Extracted material:
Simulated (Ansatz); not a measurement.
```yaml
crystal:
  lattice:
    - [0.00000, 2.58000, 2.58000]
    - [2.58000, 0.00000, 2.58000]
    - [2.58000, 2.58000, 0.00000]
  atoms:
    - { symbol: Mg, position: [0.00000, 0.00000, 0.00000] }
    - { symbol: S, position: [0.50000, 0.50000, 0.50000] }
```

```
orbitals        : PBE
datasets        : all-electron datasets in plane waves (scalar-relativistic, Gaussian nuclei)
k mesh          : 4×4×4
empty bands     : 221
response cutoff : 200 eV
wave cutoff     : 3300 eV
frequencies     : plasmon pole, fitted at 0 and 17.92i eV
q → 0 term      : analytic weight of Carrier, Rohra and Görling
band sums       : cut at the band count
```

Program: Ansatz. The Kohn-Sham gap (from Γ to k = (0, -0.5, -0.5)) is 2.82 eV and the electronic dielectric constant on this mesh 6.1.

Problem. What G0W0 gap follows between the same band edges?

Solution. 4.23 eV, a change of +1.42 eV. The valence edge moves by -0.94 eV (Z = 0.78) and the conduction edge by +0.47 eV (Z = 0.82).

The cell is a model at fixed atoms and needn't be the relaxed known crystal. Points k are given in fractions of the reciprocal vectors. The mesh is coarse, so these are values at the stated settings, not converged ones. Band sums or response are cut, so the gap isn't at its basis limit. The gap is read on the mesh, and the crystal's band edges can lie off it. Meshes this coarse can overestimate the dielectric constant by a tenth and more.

Action item: Return a word-for-word copy of the lines from the beginning of the listing to the line holding "Solution. 4.23 eV, a", both kept.

Written response:
Simulated (Ansatz); not a measurement.
```yaml
crystal:
  lattice:
    - [0.00000, 2.58000, 2.58000]
    - [2.58000, 0.00000, 2.58000]
    - [2.58000, 2.58000, 0.00000]
  atoms:
    - { symbol: Mg, position: [0.00000, 0.00000, 0.00000] }
    - { symbol: S, position: [0.50000, 0.50000, 0.50000] }
```

```
orbitals        : PBE
datasets        : all-electron datasets in plane waves (scalar-relativistic, Gaussian nuclei)
k mesh          : 4×4×4
empty bands     : 221
response cutoff : 200 eV
wave cutoff     : 3300 eV
frequencies     : plasmon pole, fitted at 0 and 17.92i eV
q → 0 term      : analytic weight of Carrier, Rohra and Görling
band sums       : cut at the band count
```

Program: Ansatz. The Kohn-Sham gap (from Γ to k = (0, -0.5, -0.5)) is 2.82 eV and the electronic dielectric constant on this mesh 6.1.

Problem. What G0W0 gap follows between the same band edges?

Solution. 4.23 eV, a change of +1.42 eV. The valence edge moves by -0.94 eV (Z = 0.78) and the conduction edge by +0.47 eV (Z = 0.82).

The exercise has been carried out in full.